DATA FOR REVIEW:
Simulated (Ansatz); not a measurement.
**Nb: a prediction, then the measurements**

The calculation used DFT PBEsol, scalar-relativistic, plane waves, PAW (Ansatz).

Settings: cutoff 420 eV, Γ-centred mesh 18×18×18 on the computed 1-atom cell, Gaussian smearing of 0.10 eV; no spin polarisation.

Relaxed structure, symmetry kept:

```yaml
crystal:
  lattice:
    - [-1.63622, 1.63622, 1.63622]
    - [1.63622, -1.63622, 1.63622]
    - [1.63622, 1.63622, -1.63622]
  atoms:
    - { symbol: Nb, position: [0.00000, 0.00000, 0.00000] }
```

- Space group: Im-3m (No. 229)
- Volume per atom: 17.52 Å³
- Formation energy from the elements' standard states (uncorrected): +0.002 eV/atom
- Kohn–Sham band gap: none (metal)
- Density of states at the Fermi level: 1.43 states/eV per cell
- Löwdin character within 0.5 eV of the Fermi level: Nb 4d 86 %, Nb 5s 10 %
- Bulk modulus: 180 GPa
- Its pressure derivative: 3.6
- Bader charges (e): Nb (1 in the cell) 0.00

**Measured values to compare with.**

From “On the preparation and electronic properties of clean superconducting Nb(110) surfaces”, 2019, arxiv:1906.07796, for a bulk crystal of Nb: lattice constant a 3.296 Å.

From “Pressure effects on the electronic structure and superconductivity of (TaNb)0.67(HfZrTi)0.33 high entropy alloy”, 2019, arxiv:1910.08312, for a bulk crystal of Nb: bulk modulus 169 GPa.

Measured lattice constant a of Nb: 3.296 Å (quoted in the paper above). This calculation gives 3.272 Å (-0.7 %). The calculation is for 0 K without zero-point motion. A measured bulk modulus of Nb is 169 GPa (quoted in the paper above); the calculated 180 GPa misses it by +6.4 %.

EXERCISE: Using the records above, write out exactly the lines between the one holding "Settings: cutoff 420" and the one holding "modulus 169 GPa.", inclusive; leave everything else out.

WRITTEN SOLUTION:
Settings: cutoff 420 eV, Γ-centred mesh 18×18×18 on the computed 1-atom cell, Gaussian smearing of 0.10 eV; no spin polarisation.

Relaxed structure, symmetry kept:

```yaml
crystal:
  lattice:
    - [-1.63622, 1.63622, 1.63622]
    - [1.63622, -1.63622, 1.63622]
    - [1.63622, 1.63622, -1.63622]
  atoms:
    - { symbol: Nb, position: [0.00000, 0.00000, 0.00000] }
```

- Space group: Im-3m (No. 229)
- Volume per atom: 17.52 Å³
- Formation energy from the elements' standard states (uncorrected): +0.002 eV/atom
- Kohn–Sham band gap: none (metal)
- Density of states at the Fermi level: 1.43 states/eV per cell
- Löwdin character within 0.5 eV of the Fermi level: Nb 4d 86 %, Nb 5s 10 %
- Bulk modulus: 180 GPa
- Its pressure derivative: 3.6
- Bader charges (e): Nb (1 in the cell) 0.00

**Measured values to compare with.**

From “On the preparation and electronic properties of clean superconducting Nb(110) surfaces”, 2019, arxiv:1906.07796, for a bulk crystal of Nb: lattice constant a 3.296 Å.

From “Pressure effects on the electronic structure and superconductivity of (TaNb)0.67(HfZrTi)0.33 high entropy alloy”, 2019, arxiv:1910.08312, for a bulk crystal of Nb: bulk modulus 169 GPa.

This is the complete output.